# Dataset:
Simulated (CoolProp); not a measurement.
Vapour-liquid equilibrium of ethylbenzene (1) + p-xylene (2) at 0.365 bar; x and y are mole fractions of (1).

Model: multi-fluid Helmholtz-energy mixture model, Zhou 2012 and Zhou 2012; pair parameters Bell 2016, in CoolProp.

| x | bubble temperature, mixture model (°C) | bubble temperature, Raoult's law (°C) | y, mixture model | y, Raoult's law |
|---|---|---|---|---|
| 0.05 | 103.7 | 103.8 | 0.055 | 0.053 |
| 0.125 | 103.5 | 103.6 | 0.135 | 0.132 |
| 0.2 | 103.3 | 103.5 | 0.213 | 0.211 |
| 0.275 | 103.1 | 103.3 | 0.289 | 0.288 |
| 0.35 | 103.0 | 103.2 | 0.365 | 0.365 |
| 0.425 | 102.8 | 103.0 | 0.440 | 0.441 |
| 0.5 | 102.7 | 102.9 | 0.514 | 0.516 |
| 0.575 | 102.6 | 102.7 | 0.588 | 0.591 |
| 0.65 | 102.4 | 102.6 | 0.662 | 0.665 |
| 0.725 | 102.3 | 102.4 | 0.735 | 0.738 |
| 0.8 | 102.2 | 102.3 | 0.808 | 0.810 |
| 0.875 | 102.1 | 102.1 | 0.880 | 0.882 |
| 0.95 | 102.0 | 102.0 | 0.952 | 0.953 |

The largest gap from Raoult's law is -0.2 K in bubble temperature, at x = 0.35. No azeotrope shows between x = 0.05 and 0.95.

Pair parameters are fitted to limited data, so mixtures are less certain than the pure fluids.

# Work order:
Extract from the listing above the lines between the line containing "0.135 | 0.132 |" and the line containing "The largest gap", keeping both of those lines. Output nothing else.

# Answer space:
| 0.125 | 103.5 | 103.6 | 0.135 | 0.132 |
| 0.2 | 103.3 | 103.5 | 0.213 | 0.211 |
| 0.275 | 103.1 | 103.3 | 0.289 | 0.288 |
| 0.35 | 103.0 | 103.2 | 0.365 | 0.365 |
| 0.425 | 102.8 | 103.0 | 0.440 | 0.441 |
| 0.5 | 102.7 | 102.9 | 0.514 | 0.516 |
| 0.575 | 102.6 | 102.7 | 0.588 | 0.591 |
| 0.65 | 102.4 | 102.6 | 0.662 | 0.665 |
| 0.725 | 102.3 | 102.4 | 0.735 | 0.738 |
| 0.8 | 102.2 | 102.3 | 0.808 | 0.810 |
| 0.875 | 102.1 | 102.1 | 0.880 | 0.882 |
| 0.95 | 102.0 | 102.0 | 0.952 | 0.953 |

The largest gap from Raoult's law is -0.2 K in bubble temperature, at x = 0.35. No azeotrope shows between x = 0.05 and 0.95.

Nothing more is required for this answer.